Start of Data section
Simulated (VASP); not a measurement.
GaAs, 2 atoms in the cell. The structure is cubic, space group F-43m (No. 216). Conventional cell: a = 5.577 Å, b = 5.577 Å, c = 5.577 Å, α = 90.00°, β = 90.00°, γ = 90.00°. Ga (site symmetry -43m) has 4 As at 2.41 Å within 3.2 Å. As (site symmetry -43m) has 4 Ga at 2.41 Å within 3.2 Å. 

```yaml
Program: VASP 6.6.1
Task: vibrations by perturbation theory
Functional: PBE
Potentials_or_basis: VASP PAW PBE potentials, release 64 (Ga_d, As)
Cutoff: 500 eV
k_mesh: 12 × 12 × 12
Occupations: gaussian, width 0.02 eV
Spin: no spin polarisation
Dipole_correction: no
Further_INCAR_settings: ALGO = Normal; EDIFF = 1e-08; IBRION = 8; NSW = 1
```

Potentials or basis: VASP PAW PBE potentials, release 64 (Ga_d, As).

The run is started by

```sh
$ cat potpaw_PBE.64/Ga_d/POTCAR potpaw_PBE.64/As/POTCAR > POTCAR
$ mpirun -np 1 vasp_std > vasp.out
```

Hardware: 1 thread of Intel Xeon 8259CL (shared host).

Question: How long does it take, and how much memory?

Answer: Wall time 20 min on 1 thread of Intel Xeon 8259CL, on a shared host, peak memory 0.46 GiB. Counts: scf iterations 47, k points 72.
End of Data section

Assigned task: Would you repeat all of the data above, word for word?

Answer box:
Simulated (VASP); not a measurement.
GaAs, 2 atoms in the cell. The structure is cubic, space group F-43m (No. 216). Conventional cell: a = 5.577 Å, b = 5.577 Å, c = 5.577 Å, α = 90.00°, β = 90.00°, γ = 90.00°. Ga (site symmetry -43m) has 4 As at 2.41 Å within 3.2 Å. As (site symmetry -43m) has 4 Ga at 2.41 Å within 3.2 Å. 

```yaml
Program: VASP 6.6.1
Task: vibrations by perturbation theory
Functional: PBE
Potentials_or_basis: VASP PAW PBE potentials, release 64 (Ga_d, As)
Cutoff: 500 eV
k_mesh: 12 × 12 × 12
Occupations: gaussian, width 0.02 eV
Spin: no spin polarisation
Dipole_correction: no
Further_INCAR_settings: ALGO = Normal; EDIFF = 1e-08; IBRION = 8; NSW = 1
```

Potentials or basis: VASP PAW PBE potentials, release 64 (Ga_d, As).

The run is started by

```sh
$ cat potpaw_PBE.64/Ga_d/POTCAR potpaw_PBE.64/As/POTCAR > POTCAR
$ mpirun -np 1 vasp_std > vasp.out
```

Hardware: 1 thread of Intel Xeon 8259CL (shared host).

Question: How long does it take, and how much memory?

Answer: Wall time 20 min on 1 thread of Intel Xeon 8259CL, on a shared host, peak memory 0.46 GiB. Counts: scf iterations 47, k points 72.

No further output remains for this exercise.